◆ Dataset
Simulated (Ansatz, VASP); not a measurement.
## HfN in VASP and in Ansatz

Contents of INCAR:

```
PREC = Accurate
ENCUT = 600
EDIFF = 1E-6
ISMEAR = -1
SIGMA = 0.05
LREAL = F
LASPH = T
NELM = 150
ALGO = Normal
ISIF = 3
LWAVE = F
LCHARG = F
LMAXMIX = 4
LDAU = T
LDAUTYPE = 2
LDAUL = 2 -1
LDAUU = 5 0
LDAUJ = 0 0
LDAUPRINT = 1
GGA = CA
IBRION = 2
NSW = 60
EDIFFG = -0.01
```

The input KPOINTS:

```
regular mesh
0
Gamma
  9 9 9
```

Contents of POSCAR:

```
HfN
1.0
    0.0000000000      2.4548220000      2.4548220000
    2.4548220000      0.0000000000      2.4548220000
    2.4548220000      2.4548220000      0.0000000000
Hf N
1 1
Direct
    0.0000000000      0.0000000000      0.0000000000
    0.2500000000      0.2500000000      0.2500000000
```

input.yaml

◆ Work order
The full set of records above is to be printed again verbatim.

◆ Written solution
Simulated (Ansatz, VASP); not a measurement.
## HfN in VASP and in Ansatz

Contents of INCAR:

```
PREC = Accurate
ENCUT = 600
EDIFF = 1E-6
ISMEAR = -1
SIGMA = 0.05
LREAL = F
LASPH = T
NELM = 150
ALGO = Normal
ISIF = 3
LWAVE = F
LCHARG = F
LMAXMIX = 4
LDAU = T
LDAUTYPE = 2
LDAUL = 2 -1
LDAUU = 5 0
LDAUJ = 0 0
LDAUPRINT = 1
GGA = CA
IBRION = 2
NSW = 60
EDIFFG = -0.01
```

The input KPOINTS:

```
regular mesh
0
Gamma
  9 9 9
```

Contents of POSCAR:

```
HfN
1.0
    0.0000000000      2.4548220000      2.4548220000
    2.4548220000      0.0000000000      2.4548220000
    2.4548220000      2.4548220000      0.0000000000
Hf N
1 1
Direct
    0.0000000000      0.0000000000      0.0000000000
    0.2500000000      0.2500000000      0.2500000000
```

input.yaml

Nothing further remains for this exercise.